## EXERCISE
Each record beneath this line should be returned exactly as it is.

■ ■ ■ ■ ■ ■ ■
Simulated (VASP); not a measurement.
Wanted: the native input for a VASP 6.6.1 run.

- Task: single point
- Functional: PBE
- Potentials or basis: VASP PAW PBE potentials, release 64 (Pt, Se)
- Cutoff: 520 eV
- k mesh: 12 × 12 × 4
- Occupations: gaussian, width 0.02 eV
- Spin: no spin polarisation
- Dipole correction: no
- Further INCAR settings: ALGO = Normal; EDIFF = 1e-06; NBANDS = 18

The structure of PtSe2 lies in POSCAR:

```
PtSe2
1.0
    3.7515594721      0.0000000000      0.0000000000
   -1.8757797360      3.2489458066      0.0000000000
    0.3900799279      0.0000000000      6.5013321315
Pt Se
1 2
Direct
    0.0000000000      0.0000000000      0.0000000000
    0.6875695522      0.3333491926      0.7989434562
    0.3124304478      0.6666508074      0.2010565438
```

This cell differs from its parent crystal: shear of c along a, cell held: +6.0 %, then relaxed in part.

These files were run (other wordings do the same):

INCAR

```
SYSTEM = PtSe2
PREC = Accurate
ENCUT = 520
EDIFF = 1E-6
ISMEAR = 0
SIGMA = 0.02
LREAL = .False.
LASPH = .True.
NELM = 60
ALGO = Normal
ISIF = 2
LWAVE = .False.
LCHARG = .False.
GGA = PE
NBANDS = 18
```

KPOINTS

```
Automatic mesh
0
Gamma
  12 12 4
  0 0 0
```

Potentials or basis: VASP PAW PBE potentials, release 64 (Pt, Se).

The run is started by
■ ■ ■ ■ ■ ■ ■

## EXPECTED ANSWER
Simulated (VASP); not a measurement.
Wanted: the native input for a VASP 6.6.1 run.

- Task: single point
- Functional: PBE
- Potentials or basis: VASP PAW PBE potentials, release 64 (Pt, Se)
- Cutoff: 520 eV
- k mesh: 12 × 12 × 4
- Occupations: gaussian, width 0.02 eV
- Spin: no spin polarisation
- Dipole correction: no
- Further INCAR settings: ALGO = Normal; EDIFF = 1e-06; NBANDS = 18

The structure of PtSe2 lies in POSCAR:

```
PtSe2
1.0
    3.7515594721      0.0000000000      0.0000000000
   -1.8757797360      3.2489458066      0.0000000000
    0.3900799279      0.0000000000      6.5013321315
Pt Se
1 2
Direct
    0.0000000000      0.0000000000      0.0000000000
    0.6875695522      0.3333491926      0.7989434562
    0.3124304478      0.6666508074      0.2010565438
```

This cell differs from its parent crystal: shear of c along a, cell held: +6.0 %, then relaxed in part.

These files were run (other wordings do the same):

INCAR

```
SYSTEM = PtSe2
PREC = Accurate
ENCUT = 520
EDIFF = 1E-6
ISMEAR = 0
SIGMA = 0.02
LREAL = .False.
LASPH = .True.
NELM = 60
ALGO = Normal
ISIF = 2
LWAVE = .False.
LCHARG = .False.
GGA = PE
NBANDS = 18
```

KPOINTS

```
Automatic mesh
0
Gamma
  12 12 4
  0 0 0
```

Potentials or basis: VASP PAW PBE potentials, release 64 (Pt, Se).

The run is started by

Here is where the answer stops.